§ Work item: Return the data that follows, keeping every word and mark unchanged.

○ ○ ○
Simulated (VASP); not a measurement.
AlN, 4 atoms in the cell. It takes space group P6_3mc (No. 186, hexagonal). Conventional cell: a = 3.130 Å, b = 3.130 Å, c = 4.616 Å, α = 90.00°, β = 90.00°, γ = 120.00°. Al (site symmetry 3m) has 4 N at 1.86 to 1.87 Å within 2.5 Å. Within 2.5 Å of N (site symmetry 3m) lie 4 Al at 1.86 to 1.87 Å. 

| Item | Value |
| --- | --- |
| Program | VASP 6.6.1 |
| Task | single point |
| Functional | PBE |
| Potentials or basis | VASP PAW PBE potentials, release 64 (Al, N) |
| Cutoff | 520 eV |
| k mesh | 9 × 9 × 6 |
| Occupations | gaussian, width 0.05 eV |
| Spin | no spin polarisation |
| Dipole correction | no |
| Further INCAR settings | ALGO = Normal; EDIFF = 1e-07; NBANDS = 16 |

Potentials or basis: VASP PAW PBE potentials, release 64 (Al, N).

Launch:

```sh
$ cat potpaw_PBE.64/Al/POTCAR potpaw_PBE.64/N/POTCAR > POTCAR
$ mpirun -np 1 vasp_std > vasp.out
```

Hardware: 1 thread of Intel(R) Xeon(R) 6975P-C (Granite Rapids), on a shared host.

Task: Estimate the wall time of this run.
○ ○ ○

§ Reply:
Simulated (VASP); not a measurement.
AlN, 4 atoms in the cell. It takes space group P6_3mc (No. 186, hexagonal). Conventional cell: a = 3.130 Å, b = 3.130 Å, c = 4.616 Å, α = 90.00°, β = 90.00°, γ = 120.00°. Al (site symmetry 3m) has 4 N at 1.86 to 1.87 Å within 2.5 Å. Within 2.5 Å of N (site symmetry 3m) lie 4 Al at 1.86 to 1.87 Å. 

| Item | Value |
| --- | --- |
| Program | VASP 6.6.1 |
| Task | single point |
| Functional | PBE |
| Potentials or basis | VASP PAW PBE potentials, release 64 (Al, N) |
| Cutoff | 520 eV |
| k mesh | 9 × 9 × 6 |
| Occupations | gaussian, width 0.05 eV |
| Spin | no spin polarisation |
| Dipole correction | no |
| Further INCAR settings | ALGO = Normal; EDIFF = 1e-07; NBANDS = 16 |

Potentials or basis: VASP PAW PBE potentials, release 64 (Al, N).

Launch:

```sh
$ cat potpaw_PBE.64/Al/POTCAR potpaw_PBE.64/N/POTCAR > POTCAR
$ mpirun -np 1 vasp_std > vasp.out
```

Hardware: 1 thread of Intel(R) Xeon(R) 6975P-C (Granite Rapids), on a shared host.

Task: Estimate the wall time of this run.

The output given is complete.